Requirement: Working from the listing below, set down every line exactly.

::: Listed entries :::

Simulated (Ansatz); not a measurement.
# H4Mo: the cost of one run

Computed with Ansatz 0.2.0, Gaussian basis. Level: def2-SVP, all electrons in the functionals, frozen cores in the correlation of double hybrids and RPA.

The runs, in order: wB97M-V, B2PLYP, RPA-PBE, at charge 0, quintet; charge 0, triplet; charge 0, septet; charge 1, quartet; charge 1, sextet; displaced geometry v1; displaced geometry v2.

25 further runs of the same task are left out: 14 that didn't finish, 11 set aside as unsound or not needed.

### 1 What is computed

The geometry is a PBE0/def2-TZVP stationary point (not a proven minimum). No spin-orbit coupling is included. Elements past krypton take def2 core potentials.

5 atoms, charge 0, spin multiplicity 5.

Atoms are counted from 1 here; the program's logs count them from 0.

:::

Exercise answer:
Simulated (Ansatz); not a measurement.
# H4Mo: the cost of one run

Computed with Ansatz 0.2.0, Gaussian basis. Level: def2-SVP, all electrons in the functionals, frozen cores in the correlation of double hybrids and RPA.

The runs, in order: wB97M-V, B2PLYP, RPA-PBE, at charge 0, quintet; charge 0, triplet; charge 0, septet; charge 1, quartet; charge 1, sextet; displaced geometry v1; displaced geometry v2.

25 further runs of the same task are left out: 14 that didn't finish, 11 set aside as unsound or not needed.

### 1 What is computed

The geometry is a PBE0/def2-TZVP stationary point (not a proven minimum). No spin-orbit coupling is included. Elements past krypton take def2 core potentials.

5 atoms, charge 0, spin multiplicity 5.

Atoms are counted from 1 here; the program's logs count them from 0.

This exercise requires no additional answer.